■ Activity
Treat the line containing "Computed IR lines" as the last one, and return every line exactly from the first line of the material below up to it.

** Opening Exercise data block **

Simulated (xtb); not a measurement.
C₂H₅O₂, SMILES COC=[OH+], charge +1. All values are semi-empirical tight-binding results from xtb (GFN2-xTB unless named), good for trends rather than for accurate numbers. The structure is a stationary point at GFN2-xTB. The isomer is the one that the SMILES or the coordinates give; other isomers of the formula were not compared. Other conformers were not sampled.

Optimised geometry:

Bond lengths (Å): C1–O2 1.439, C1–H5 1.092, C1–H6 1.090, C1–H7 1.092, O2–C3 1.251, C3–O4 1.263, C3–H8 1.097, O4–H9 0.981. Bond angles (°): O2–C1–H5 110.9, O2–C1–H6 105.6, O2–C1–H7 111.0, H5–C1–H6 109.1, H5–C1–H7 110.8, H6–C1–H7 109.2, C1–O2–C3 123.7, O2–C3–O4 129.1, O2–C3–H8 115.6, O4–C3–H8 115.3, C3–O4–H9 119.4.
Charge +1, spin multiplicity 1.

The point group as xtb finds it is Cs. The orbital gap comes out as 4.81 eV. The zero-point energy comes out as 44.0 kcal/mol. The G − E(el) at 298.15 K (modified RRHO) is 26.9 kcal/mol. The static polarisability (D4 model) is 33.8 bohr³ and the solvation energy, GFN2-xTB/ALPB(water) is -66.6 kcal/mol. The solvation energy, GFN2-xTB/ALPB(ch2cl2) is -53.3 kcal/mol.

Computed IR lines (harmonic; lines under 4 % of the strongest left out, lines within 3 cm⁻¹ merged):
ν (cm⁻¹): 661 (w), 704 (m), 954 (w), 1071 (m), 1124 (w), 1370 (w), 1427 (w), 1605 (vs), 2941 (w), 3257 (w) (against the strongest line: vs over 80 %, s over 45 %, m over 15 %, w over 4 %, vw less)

** Closing Exercise data block **

■ Answer section
Simulated (xtb); not a measurement.
C₂H₅O₂, SMILES COC=[OH+], charge +1. All values are semi-empirical tight-binding results from xtb (GFN2-xTB unless named), good for trends rather than for accurate numbers. The structure is a stationary point at GFN2-xTB. The isomer is the one that the SMILES or the coordinates give; other isomers of the formula were not compared. Other conformers were not sampled.

Optimised geometry:

Bond lengths (Å): C1–O2 1.439, C1–H5 1.092, C1–H6 1.090, C1–H7 1.092, O2–C3 1.251, C3–O4 1.263, C3–H8 1.097, O4–H9 0.981. Bond angles (°): O2–C1–H5 110.9, O2–C1–H6 105.6, O2–C1–H7 111.0, H5–C1–H6 109.1, H5–C1–H7 110.8, H6–C1–H7 109.2, C1–O2–C3 123.7, O2–C3–O4 129.1, O2–C3–H8 115.6, O4–C3–H8 115.3, C3–O4–H9 119.4.
Charge +1, spin multiplicity 1.

The point group as xtb finds it is Cs. The orbital gap comes out as 4.81 eV. The zero-point energy comes out as 44.0 kcal/mol. The G − E(el) at 298.15 K (modified RRHO) is 26.9 kcal/mol. The static polarisability (D4 model) is 33.8 bohr³ and the solvation energy, GFN2-xTB/ALPB(water) is -66.6 kcal/mol. The solvation energy, GFN2-xTB/ALPB(ch2cl2) is -53.3 kcal/mol.

Computed IR lines (harmonic; lines under 4 % of the strongest left out, lines within 3 cm⁻¹ merged):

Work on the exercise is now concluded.